GIVEN RECORDS:
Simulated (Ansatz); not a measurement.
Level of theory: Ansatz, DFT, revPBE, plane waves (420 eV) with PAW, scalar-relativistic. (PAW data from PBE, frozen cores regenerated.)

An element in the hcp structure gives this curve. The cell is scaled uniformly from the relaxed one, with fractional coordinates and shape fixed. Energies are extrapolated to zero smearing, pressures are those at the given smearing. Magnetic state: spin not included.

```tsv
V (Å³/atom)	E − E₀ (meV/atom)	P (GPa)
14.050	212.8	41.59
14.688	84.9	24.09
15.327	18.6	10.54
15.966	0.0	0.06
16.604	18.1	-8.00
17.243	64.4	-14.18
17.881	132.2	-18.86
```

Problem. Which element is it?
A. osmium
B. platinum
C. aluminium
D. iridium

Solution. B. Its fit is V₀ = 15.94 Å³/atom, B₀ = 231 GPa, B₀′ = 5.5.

WORK ITEM: Return exactly what appears above, from the first line of the entries to the line with "Level of theory: Ansatz, DFT, revPBE, plane", inclusive.

RESPONSE BOX:
Simulated (Ansatz); not a measurement.
Level of theory: Ansatz, DFT, revPBE, plane waves (420 eV) with PAW, scalar-relativistic. (PAW data from PBE, frozen cores regenerated.)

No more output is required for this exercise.